> **Work instruction**: The expected answer is the data below, retyped exactly.

[[ Available data, beginning ]]

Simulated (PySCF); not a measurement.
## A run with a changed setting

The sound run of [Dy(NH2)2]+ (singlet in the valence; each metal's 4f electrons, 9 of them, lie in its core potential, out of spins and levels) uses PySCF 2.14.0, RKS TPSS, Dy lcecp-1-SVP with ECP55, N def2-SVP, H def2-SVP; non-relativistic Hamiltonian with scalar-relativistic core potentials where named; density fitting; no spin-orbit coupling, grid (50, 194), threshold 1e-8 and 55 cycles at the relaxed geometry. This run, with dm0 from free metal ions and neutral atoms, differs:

[[ Available data, end ]]

> **Result**:
Simulated (PySCF); not a measurement.
## A run with a changed setting

The sound run of [Dy(NH2)2]+ (singlet in the valence; each metal's 4f electrons, 9 of them, lie in its core potential, out of spins and levels) uses PySCF 2.14.0, RKS TPSS, Dy lcecp-1-SVP with ECP55, N def2-SVP, H def2-SVP; non-relativistic Hamiltonian with scalar-relativistic core potentials where named; density fitting; no spin-orbit coupling, grid (50, 194), threshold 1e-8 and 55 cycles at the relaxed geometry. This run, with dm0 from free metal ions and neutral atoms, differs:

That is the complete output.